WORK REQUEST -
Starting with the first line and ending with the one that holds "The runs below", retype the entries exactly.

§ §

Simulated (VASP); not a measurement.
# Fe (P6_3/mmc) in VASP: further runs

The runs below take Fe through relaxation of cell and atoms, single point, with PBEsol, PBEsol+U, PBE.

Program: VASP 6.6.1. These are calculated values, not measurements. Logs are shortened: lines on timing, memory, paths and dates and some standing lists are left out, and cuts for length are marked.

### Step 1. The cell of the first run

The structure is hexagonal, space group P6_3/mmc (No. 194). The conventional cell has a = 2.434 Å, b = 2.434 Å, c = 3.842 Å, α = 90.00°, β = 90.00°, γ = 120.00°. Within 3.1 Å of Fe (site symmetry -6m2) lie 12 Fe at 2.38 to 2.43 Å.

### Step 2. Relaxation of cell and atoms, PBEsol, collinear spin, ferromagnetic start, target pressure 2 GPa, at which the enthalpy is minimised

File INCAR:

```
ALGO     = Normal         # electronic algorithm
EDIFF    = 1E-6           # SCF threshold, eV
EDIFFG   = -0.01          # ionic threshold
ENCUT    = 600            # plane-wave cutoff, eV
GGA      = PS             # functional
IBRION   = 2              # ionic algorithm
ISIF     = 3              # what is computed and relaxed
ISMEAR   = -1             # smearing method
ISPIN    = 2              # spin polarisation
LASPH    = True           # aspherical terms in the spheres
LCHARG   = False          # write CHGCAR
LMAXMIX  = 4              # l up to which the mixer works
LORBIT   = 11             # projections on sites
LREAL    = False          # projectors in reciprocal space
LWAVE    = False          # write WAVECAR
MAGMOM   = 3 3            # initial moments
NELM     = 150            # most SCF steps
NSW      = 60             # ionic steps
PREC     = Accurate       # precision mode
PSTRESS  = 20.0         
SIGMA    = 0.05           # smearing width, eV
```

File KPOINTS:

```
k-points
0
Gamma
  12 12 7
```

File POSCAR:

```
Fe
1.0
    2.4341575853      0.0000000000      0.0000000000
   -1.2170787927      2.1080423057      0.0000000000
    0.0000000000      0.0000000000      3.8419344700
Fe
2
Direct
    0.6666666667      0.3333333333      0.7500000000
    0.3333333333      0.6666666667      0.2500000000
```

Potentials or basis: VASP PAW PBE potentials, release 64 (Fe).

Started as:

§ §

YOUR SOLUTION -
Simulated (VASP); not a measurement.
# Fe (P6_3/mmc) in VASP: further runs

The runs below take Fe through relaxation of cell and atoms, single point, with PBEsol, PBEsol+U, PBE.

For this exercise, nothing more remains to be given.